# Work order:
Repeat exactly the opening lines of the records, ending with the line that contains "Result: 3.28 eV, direct.".

[Opening Given data section]
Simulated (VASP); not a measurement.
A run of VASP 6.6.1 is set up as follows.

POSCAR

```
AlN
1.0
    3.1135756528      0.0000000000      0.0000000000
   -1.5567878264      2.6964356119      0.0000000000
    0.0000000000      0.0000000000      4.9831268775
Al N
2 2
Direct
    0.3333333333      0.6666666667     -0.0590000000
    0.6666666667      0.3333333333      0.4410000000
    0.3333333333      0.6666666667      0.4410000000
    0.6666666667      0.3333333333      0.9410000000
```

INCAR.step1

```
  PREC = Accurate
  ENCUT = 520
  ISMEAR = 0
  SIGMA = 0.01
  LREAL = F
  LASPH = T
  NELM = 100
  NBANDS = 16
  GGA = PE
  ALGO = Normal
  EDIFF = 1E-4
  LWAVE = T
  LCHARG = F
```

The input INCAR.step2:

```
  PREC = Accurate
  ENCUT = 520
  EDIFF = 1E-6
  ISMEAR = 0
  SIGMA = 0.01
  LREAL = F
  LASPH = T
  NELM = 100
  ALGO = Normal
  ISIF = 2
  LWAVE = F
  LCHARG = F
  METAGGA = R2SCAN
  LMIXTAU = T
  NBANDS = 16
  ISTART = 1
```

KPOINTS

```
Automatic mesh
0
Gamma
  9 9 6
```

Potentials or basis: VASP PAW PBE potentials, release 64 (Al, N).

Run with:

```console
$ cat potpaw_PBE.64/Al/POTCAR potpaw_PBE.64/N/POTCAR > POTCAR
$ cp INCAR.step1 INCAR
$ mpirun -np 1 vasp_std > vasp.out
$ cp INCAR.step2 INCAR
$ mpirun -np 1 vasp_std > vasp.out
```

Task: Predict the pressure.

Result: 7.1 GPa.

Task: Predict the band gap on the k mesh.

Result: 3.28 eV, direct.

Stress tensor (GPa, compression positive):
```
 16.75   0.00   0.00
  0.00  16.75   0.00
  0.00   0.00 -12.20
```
[Closing Given data section]

# Task output:
Simulated (VASP); not a measurement.
A run of VASP 6.6.1 is set up as follows.

POSCAR

```
AlN
1.0
    3.1135756528      0.0000000000      0.0000000000
   -1.5567878264      2.6964356119      0.0000000000
    0.0000000000      0.0000000000      4.9831268775
Al N
2 2
Direct
    0.3333333333      0.6666666667     -0.0590000000
    0.6666666667      0.3333333333      0.4410000000
    0.3333333333      0.6666666667      0.4410000000
    0.6666666667      0.3333333333      0.9410000000
```

INCAR.step1

```
  PREC = Accurate
  ENCUT = 520
  ISMEAR = 0
  SIGMA = 0.01
  LREAL = F
  LASPH = T
  NELM = 100
  NBANDS = 16
  GGA = PE
  ALGO = Normal
  EDIFF = 1E-4
  LWAVE = T
  LCHARG = F
```

The input INCAR.step2:

```
  PREC = Accurate
  ENCUT = 520
  EDIFF = 1E-6
  ISMEAR = 0
  SIGMA = 0.01
  LREAL = F
  LASPH = T
  NELM = 100
  ALGO = Normal
  ISIF = 2
  LWAVE = F
  LCHARG = F
  METAGGA = R2SCAN
  LMIXTAU = T
  NBANDS = 16
  ISTART = 1
```

KPOINTS

```
Automatic mesh
0
Gamma
  9 9 6
```

Potentials or basis: VASP PAW PBE potentials, release 64 (Al, N).

Run with:

```console
$ cat potpaw_PBE.64/Al/POTCAR potpaw_PBE.64/N/POTCAR > POTCAR
$ cp INCAR.step1 INCAR
$ mpirun -np 1 vasp_std > vasp.out
$ cp INCAR.step2 INCAR
$ mpirun -np 1 vasp_std > vasp.out
```

Task: Predict the pressure.

Result: 7.1 GPa.

Task: Predict the band gap on the k mesh.

Result: 3.28 eV, direct.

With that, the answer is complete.